Work task »
Please return the full listing below without altering anything.

------ Supplied entries ------

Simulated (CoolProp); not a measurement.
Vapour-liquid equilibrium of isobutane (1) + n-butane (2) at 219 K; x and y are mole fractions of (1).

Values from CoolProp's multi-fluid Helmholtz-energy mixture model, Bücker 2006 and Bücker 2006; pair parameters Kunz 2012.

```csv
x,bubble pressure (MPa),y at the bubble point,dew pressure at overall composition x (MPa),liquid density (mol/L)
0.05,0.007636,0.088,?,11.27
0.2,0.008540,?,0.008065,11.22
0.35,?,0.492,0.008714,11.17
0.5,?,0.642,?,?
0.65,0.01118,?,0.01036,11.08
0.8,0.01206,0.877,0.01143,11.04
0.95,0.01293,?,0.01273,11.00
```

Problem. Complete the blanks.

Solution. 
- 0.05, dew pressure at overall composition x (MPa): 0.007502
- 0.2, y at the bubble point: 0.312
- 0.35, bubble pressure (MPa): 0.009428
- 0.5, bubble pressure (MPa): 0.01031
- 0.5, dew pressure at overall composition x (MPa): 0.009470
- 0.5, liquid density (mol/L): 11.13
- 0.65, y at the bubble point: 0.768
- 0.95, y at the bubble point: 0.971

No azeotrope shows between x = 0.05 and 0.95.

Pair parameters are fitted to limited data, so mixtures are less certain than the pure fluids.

------

Answer box »
Simulated (CoolProp); not a measurement.
Vapour-liquid equilibrium of isobutane (1) + n-butane (2) at 219 K; x and y are mole fractions of (1).

Values from CoolProp's multi-fluid Helmholtz-energy mixture model, Bücker 2006 and Bücker 2006; pair parameters Kunz 2012.

```csv
x,bubble pressure (MPa),y at the bubble point,dew pressure at overall composition x (MPa),liquid density (mol/L)
0.05,0.007636,0.088,?,11.27
0.2,0.008540,?,0.008065,11.22
0.35,?,0.492,0.008714,11.17
0.5,?,0.642,?,?
0.65,0.01118,?,0.01036,11.08
0.8,0.01206,0.877,0.01143,11.04
0.95,0.01293,?,0.01273,11.00
```

Problem. Complete the blanks.

Solution. 
- 0.05, dew pressure at overall composition x (MPa): 0.007502
- 0.2, y at the bubble point: 0.312
- 0.35, bubble pressure (MPa): 0.009428
- 0.5, bubble pressure (MPa): 0.01031
- 0.5, dew pressure at overall composition x (MPa): 0.009470
- 0.5, liquid density (mol/L): 11.13
- 0.65, y at the bubble point: 0.768
- 0.95, y at the bubble point: 0.971

No azeotrope shows between x = 0.05 and 0.95.

Pair parameters are fitted to limited data, so mixtures are less certain than the pure fluids.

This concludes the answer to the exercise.